━━ Recorded information

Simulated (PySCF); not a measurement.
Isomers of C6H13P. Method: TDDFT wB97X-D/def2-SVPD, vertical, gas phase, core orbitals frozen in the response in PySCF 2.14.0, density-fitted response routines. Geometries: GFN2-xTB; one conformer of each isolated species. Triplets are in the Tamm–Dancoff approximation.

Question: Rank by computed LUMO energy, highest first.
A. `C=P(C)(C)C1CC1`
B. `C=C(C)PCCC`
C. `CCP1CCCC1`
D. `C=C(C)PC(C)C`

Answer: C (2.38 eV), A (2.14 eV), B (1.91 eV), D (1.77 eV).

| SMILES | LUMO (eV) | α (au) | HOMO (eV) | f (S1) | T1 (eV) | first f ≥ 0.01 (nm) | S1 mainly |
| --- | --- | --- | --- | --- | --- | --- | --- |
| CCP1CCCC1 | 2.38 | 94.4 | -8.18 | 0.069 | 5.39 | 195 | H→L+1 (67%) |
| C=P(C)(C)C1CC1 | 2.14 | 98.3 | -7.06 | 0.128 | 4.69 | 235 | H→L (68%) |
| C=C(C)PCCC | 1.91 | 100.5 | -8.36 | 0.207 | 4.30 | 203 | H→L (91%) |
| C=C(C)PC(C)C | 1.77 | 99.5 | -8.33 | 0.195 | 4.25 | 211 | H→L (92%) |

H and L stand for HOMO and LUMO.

━━━━

• [Activity]: Copy out the entries exactly. Begin at the first line and end with the line that has "211 | H→L (92%) |".

• [Written answer]:
Simulated (PySCF); not a measurement.
Isomers of C6H13P. Method: TDDFT wB97X-D/def2-SVPD, vertical, gas phase, core orbitals frozen in the response in PySCF 2.14.0, density-fitted response routines. Geometries: GFN2-xTB; one conformer of each isolated species. Triplets are in the Tamm–Dancoff approximation.

Question: Rank by computed LUMO energy, highest first.
A. `C=P(C)(C)C1CC1`
B. `C=C(C)PCCC`
C. `CCP1CCCC1`
D. `C=C(C)PC(C)C`

Answer: C (2.38 eV), A (2.14 eV), B (1.91 eV), D (1.77 eV).

| SMILES | LUMO (eV) | α (au) | HOMO (eV) | f (S1) | T1 (eV) | first f ≥ 0.01 (nm) | S1 mainly |
| --- | --- | --- | --- | --- | --- | --- | --- |
| CCP1CCCC1 | 2.38 | 94.4 | -8.18 | 0.069 | 5.39 | 195 | H→L+1 (67%) |
| C=P(C)(C)C1CC1 | 2.14 | 98.3 | -7.06 | 0.128 | 4.69 | 235 | H→L (68%) |
| C=C(C)PCCC | 1.91 | 100.5 | -8.36 | 0.207 | 4.30 | 203 | H→L (91%) |
| C=C(C)PC(C)C | 1.77 | 99.5 | -8.33 | 0.195 | 4.25 | 211 | H→L (92%) |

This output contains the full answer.